**WORK REQUEST:**
The line that contains "### 1 Starting point" marks the end: retype the data below exactly from its first line through that line.

**DATA SHOWN:**
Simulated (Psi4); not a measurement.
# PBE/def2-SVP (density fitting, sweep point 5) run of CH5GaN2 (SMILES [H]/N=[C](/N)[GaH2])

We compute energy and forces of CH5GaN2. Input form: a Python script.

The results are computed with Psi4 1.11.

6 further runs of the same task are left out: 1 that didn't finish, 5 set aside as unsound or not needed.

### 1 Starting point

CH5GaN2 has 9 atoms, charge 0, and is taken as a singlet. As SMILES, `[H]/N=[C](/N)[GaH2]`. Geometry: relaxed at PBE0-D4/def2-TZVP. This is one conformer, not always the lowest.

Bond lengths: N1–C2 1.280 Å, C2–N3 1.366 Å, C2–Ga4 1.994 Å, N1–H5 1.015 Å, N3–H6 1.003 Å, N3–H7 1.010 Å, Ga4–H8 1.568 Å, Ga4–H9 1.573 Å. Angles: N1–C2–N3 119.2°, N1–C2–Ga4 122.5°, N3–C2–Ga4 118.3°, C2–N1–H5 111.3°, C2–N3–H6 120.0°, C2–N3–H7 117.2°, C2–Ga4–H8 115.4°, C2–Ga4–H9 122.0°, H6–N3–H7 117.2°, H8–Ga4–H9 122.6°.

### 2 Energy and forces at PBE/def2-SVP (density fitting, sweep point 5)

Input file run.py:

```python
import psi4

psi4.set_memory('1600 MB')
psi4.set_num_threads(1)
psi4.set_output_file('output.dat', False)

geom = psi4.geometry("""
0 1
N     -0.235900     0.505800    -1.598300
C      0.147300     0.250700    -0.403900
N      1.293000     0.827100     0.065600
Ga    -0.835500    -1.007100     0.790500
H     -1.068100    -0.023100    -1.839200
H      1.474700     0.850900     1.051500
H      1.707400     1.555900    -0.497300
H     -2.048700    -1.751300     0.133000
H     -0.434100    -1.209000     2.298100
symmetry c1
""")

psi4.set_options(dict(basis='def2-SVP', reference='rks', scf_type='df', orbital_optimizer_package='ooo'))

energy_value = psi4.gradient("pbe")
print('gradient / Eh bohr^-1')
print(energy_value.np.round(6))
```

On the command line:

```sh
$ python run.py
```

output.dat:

**EXERCISE RESULT:**
Simulated (Psi4); not a measurement.
# PBE/def2-SVP (density fitting, sweep point 5) run of CH5GaN2 (SMILES [H]/N=[C](/N)[GaH2])

We compute energy and forces of CH5GaN2. Input form: a Python script.

The results are computed with Psi4 1.11.

6 further runs of the same task are left out: 1 that didn't finish, 5 set aside as unsound or not needed.

### 1 Starting point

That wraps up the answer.